● EXTRACTED INFORMATION
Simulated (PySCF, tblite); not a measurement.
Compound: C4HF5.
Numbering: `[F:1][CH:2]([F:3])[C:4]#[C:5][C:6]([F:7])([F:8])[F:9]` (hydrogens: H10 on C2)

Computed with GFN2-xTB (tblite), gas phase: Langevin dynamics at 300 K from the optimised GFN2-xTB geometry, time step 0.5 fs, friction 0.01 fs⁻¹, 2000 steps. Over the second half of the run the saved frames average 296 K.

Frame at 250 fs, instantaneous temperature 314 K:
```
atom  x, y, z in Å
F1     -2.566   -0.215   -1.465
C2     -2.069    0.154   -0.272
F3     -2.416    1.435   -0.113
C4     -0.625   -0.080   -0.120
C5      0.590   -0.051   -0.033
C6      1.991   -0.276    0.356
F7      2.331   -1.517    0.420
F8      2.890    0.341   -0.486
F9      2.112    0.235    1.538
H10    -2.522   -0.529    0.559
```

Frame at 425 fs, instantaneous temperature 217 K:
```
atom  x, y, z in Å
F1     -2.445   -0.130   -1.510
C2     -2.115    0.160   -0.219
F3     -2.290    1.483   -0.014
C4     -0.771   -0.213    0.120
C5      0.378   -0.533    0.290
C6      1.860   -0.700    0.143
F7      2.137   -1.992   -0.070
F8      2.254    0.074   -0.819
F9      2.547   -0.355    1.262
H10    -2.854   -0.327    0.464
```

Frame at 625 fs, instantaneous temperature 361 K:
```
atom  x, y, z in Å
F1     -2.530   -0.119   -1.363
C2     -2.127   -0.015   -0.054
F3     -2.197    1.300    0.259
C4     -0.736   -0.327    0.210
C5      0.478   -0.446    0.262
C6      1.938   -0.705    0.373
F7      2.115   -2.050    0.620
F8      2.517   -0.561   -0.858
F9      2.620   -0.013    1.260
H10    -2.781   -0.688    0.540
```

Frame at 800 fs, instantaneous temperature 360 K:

● WORK TASK
Give again, word for word, the records from their first line to the one with "(hydrogens: H10 on C2)", and leave out all else.

● EXERCISE ANSWER
Simulated (PySCF, tblite); not a measurement.
Compound: C4HF5.
Numbering: `[F:1][CH:2]([F:3])[C:4]#[C:5][C:6]([F:7])([F:8])[F:9]` (hydrogens: H10 on C2)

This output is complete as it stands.